## Work task
Output, word for word, every line from the start of the listing down to and including the line that contains "There is a gap;"; include nothing else.

## Supplied material
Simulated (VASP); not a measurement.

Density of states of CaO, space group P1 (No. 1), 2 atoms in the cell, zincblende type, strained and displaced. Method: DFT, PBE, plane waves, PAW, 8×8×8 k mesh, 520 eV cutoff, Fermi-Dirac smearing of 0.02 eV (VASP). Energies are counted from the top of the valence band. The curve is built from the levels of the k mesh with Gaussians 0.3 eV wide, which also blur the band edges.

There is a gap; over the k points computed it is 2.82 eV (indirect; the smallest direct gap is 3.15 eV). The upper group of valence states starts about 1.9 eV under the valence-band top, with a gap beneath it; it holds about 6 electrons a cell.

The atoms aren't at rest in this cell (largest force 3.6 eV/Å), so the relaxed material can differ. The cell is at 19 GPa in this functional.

## Answer section
Simulated (VASP); not a measurement.

Density of states of CaO, space group P1 (No. 1), 2 atoms in the cell, zincblende type, strained and displaced. Method: DFT, PBE, plane waves, PAW, 8×8×8 k mesh, 520 eV cutoff, Fermi-Dirac smearing of 0.02 eV (VASP). Energies are counted from the top of the valence band. The curve is built from the levels of the k mesh with Gaussians 0.3 eV wide, which also blur the band edges.

There is a gap; over the k points computed it is 2.82 eV (indirect; the smallest direct gap is 3.15 eV). The upper group of valence states starts about 1.9 eV under the valence-band top, with a gap beneath it; it holds about 6 electrons a cell.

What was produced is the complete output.